Brief: Return every line below exactly.

----- Data
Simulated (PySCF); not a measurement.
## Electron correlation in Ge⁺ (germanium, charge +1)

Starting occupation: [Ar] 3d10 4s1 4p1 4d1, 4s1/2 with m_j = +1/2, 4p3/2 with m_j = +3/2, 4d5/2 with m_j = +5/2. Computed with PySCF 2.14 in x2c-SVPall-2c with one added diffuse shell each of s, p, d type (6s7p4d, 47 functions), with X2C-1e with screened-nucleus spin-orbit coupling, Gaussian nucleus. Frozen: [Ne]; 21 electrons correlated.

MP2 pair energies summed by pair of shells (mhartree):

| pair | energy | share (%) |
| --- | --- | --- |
----------

Response:
Simulated (PySCF); not a measurement.
## Electron correlation in Ge⁺ (germanium, charge +1)

Starting occupation: [Ar] 3d10 4s1 4p1 4d1, 4s1/2 with m_j = +1/2, 4p3/2 with m_j = +3/2, 4d5/2 with m_j = +5/2. Computed with PySCF 2.14 in x2c-SVPall-2c with one added diffuse shell each of s, p, d type (6s7p4d, 47 functions), with X2C-1e with screened-nucleus spin-orbit coupling, Gaussian nucleus. Frozen: [Ne]; 21 electrons correlated.

MP2 pair energies summed by pair of shells (mhartree):

| pair | energy | share (%) |
| --- | --- | --- |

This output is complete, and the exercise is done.